*ACTIVITY:*
Write out all the data again, exactly.

**** PROVIDED DATA

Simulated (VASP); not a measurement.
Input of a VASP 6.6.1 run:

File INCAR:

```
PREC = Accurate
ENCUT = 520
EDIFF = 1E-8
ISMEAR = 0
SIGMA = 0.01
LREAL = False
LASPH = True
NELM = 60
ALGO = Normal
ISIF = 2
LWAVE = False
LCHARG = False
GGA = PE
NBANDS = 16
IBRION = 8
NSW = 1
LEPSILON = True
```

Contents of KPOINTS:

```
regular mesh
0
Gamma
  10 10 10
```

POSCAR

********

*ANSWER SPACE:*
Simulated (VASP); not a measurement.
Input of a VASP 6.6.1 run:

File INCAR:

```
PREC = Accurate
ENCUT = 520
EDIFF = 1E-8
ISMEAR = 0
SIGMA = 0.01
LREAL = False
LASPH = True
NELM = 60
ALGO = Normal
ISIF = 2
LWAVE = False
LCHARG = False
GGA = PE
NBANDS = 16
IBRION = 8
NSW = 1
LEPSILON = True
```

Contents of KPOINTS:

```
regular mesh
0
Gamma
  10 10 10
```

POSCAR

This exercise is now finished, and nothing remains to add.